→ **Entries shown**
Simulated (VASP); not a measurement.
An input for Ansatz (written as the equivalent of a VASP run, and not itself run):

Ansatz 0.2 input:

→ **Work request**
All the lines above should be written out once more, exactly.

→ **Expected answer**
Simulated (VASP); not a measurement.
An input for Ansatz (written as the equivalent of a VASP run, and not itself run):

Ansatz 0.2 input:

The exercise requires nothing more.